#### BRIEF
The response should consist of the listing, repeated word for word.

[Opening GIVEN INFORMATION section]

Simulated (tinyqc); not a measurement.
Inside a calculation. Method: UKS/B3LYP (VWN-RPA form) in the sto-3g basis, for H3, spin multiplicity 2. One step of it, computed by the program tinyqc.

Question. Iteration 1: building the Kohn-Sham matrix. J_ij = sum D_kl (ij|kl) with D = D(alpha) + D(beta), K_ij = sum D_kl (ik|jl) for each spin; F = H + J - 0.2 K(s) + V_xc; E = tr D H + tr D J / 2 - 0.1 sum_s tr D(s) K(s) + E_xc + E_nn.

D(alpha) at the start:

[Closing GIVEN INFORMATION section]

#### WRITTEN REPLY
Simulated (tinyqc); not a measurement.
Inside a calculation. Method: UKS/B3LYP (VWN-RPA form) in the sto-3g basis, for H3, spin multiplicity 2. One step of it, computed by the program tinyqc.

Question. Iteration 1: building the Kohn-Sham matrix. J_ij = sum D_kl (ij|kl) with D = D(alpha) + D(beta), K_ij = sum D_kl (ik|jl) for each spin; F = H + J - 0.2 K(s) + V_xc; E = tr D H + tr D J / 2 - 0.1 sum_s tr D(s) K(s) + E_xc + E_nn.

D(alpha) at the start:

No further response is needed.